- **Brief**: Each line in the records below, from the one that contains "-13.576 eV/atom |" to the one that contains "The absolute energy", should be reproduced exactly, the first and last included.

- **Material provided**:
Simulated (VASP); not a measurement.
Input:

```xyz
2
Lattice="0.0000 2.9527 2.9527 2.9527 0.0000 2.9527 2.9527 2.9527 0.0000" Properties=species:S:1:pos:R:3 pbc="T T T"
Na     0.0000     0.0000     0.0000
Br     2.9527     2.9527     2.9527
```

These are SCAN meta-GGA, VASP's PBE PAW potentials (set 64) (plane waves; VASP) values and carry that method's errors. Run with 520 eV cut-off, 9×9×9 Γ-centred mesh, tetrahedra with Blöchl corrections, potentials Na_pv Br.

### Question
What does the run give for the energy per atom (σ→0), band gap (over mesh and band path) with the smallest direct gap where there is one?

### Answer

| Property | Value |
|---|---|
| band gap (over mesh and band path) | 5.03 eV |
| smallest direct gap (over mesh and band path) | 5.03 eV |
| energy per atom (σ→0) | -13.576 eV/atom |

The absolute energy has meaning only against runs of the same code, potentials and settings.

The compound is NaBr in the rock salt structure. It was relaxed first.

- **Answer box**:
| energy per atom (σ→0) | -13.576 eV/atom |

The absolute energy has meaning only against runs of the same code, potentials and settings.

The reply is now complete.